(PROVIDED INFORMATION)
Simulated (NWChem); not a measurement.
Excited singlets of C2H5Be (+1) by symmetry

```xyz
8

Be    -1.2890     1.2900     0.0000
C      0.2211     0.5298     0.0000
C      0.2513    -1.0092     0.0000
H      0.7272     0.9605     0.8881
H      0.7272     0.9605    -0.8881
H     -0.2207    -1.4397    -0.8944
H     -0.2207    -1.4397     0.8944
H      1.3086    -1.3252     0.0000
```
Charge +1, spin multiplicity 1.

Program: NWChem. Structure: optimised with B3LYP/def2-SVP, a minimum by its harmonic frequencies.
(End PROVIDED INFORMATION)

* _WORK INSTRUCTION_:
Repeat the data. Keep every word the same.

* _ANSWER SPACE_:
Simulated (NWChem); not a measurement.
Excited singlets of C2H5Be (+1) by symmetry

```xyz
8

Be    -1.2890     1.2900     0.0000
C      0.2211     0.5298     0.0000
C      0.2513    -1.0092     0.0000
H      0.7272     0.9605     0.8881
H      0.7272     0.9605    -0.8881
H     -0.2207    -1.4397    -0.8944
H     -0.2207    -1.4397     0.8944
H      1.3086    -1.3252     0.0000
```
Charge +1, spin multiplicity 1.

Program: NWChem. Structure: optimised with B3LYP/def2-SVP, a minimum by its harmonic frequencies.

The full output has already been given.